□ □ □ □ □

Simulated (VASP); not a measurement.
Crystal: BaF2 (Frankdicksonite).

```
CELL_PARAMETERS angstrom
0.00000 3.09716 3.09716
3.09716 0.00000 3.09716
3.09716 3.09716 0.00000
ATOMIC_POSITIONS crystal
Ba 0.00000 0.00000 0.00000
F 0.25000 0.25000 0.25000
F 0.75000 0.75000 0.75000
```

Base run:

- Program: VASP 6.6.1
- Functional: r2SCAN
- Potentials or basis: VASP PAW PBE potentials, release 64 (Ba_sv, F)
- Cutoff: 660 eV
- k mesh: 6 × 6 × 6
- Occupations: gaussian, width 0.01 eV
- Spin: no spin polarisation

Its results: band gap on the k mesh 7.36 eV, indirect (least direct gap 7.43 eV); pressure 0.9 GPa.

□ □ □ □ □

▸ EXERCISE:
The lines above, starting at the one with "- Program: VASP 6.6.1" and ending at the one with "- Spin: no spin polarisation", are the only ones to return, exactly as written.

▸ WRITTEN RESPONSE:
- Program: VASP 6.6.1
- Functional: r2SCAN
- Potentials or basis: VASP PAW PBE potentials, release 64 (Ba_sv, F)
- Cutoff: 660 eV
- k mesh: 6 × 6 × 6
- Occupations: gaussian, width 0.01 eV
- Spin: no spin polarisation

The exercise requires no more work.